Extracted records:
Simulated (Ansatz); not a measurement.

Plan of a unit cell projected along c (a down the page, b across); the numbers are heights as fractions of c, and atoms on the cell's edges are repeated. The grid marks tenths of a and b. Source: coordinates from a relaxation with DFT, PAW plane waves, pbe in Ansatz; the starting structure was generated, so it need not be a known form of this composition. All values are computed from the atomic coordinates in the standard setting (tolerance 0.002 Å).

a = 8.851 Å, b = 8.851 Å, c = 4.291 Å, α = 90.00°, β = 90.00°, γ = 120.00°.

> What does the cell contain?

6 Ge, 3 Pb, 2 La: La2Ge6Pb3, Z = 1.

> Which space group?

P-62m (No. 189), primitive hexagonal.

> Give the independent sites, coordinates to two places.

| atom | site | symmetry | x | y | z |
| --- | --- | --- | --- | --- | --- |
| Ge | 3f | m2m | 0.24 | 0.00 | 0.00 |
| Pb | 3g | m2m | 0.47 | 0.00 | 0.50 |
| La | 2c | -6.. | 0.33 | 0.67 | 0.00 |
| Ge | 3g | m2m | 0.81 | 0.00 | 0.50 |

Work request: Output the data exactly, from the first line through the line that holds "0.47 | 0.00 | 0.50 |", so that no later line appears.

Task answer:
Simulated (Ansatz); not a measurement.

Plan of a unit cell projected along c (a down the page, b across); the numbers are heights as fractions of c, and atoms on the cell's edges are repeated. The grid marks tenths of a and b. Source: coordinates from a relaxation with DFT, PAW plane waves, pbe in Ansatz; the starting structure was generated, so it need not be a known form of this composition. All values are computed from the atomic coordinates in the standard setting (tolerance 0.002 Å).

a = 8.851 Å, b = 8.851 Å, c = 4.291 Å, α = 90.00°, β = 90.00°, γ = 120.00°.

> What does the cell contain?

6 Ge, 3 Pb, 2 La: La2Ge6Pb3, Z = 1.

> Which space group?

P-62m (No. 189), primitive hexagonal.

> Give the independent sites, coordinates to two places.

| atom | site | symmetry | x | y | z |
| --- | --- | --- | --- | --- | --- |
| Ge | 3f | m2m | 0.24 | 0.00 | 0.00 |
| Pb | 3g | m2m | 0.47 | 0.00 | 0.50 |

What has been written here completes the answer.